## Material supplied
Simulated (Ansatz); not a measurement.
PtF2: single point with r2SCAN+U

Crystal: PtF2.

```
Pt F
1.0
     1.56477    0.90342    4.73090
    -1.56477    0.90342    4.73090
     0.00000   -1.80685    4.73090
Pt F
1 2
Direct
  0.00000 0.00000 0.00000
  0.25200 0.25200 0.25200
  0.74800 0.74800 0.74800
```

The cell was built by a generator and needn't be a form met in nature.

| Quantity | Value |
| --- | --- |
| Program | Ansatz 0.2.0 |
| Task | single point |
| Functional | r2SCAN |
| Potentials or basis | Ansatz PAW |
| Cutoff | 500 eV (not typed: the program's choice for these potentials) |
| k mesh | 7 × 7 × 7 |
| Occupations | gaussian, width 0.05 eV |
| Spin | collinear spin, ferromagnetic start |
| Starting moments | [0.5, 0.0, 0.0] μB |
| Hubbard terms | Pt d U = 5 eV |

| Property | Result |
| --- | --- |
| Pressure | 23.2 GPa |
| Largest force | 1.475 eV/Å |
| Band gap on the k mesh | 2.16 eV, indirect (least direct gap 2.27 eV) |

## Work instruction
Each line of the data is to be transcribed exactly.

## Written response
Simulated (Ansatz); not a measurement.
PtF2: single point with r2SCAN+U

Crystal: PtF2.

```
Pt F
1.0
     1.56477    0.90342    4.73090
    -1.56477    0.90342    4.73090
     0.00000   -1.80685    4.73090
Pt F
1 2
Direct
  0.00000 0.00000 0.00000
  0.25200 0.25200 0.25200
  0.74800 0.74800 0.74800
```

The cell was built by a generator and needn't be a form met in nature.

| Quantity | Value |
| --- | --- |
| Program | Ansatz 0.2.0 |
| Task | single point |
| Functional | r2SCAN |
| Potentials or basis | Ansatz PAW |
| Cutoff | 500 eV (not typed: the program's choice for these potentials) |
| k mesh | 7 × 7 × 7 |
| Occupations | gaussian, width 0.05 eV |
| Spin | collinear spin, ferromagnetic start |
| Starting moments | [0.5, 0.0, 0.0] μB |
| Hubbard terms | Pt d U = 5 eV |

| Property | Result |
| --- | --- |
| Pressure | 23.2 GPa |
| Largest force | 1.475 eV/Å |
| Band gap on the k mesh | 2.16 eV, indirect (least direct gap 2.27 eV) |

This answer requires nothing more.